= = = =
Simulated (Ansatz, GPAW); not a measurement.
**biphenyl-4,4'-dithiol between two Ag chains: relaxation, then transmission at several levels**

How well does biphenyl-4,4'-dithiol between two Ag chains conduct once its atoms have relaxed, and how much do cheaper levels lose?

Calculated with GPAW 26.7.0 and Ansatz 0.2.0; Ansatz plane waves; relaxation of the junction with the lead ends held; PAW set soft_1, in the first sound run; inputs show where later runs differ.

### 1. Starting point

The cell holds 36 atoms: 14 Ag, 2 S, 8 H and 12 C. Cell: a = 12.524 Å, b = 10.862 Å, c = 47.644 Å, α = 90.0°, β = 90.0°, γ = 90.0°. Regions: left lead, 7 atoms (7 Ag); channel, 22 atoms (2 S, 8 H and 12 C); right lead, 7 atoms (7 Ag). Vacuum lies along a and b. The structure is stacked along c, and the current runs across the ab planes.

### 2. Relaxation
= = = =

Work item:
Everything from the first line of the records above to the line containing "The cell holds", inclusive, should be repeated exactly; leave out the rest.

Reply:
Simulated (Ansatz, GPAW); not a measurement.
**biphenyl-4,4'-dithiol between two Ag chains: relaxation, then transmission at several levels**

How well does biphenyl-4,4'-dithiol between two Ag chains conduct once its atoms have relaxed, and how much do cheaper levels lose?

Calculated with GPAW 26.7.0 and Ansatz 0.2.0; Ansatz plane waves; relaxation of the junction with the lead ends held; PAW set soft_1, in the first sound run; inputs show where later runs differ.

### 1. Starting point

The cell holds 36 atoms: 14 Ag, 2 S, 8 H and 12 C. Cell: a = 12.524 Å, b = 10.862 Å, c = 47.644 Å, α = 90.0°, β = 90.0°, γ = 90.0°. Regions: left lead, 7 atoms (7 Ag); channel, 22 atoms (2 S, 8 H and 12 C); right lead, 7 atoms (7 Ag). Vacuum lies along a and b. The structure is stacked along c, and the current runs across the ab planes.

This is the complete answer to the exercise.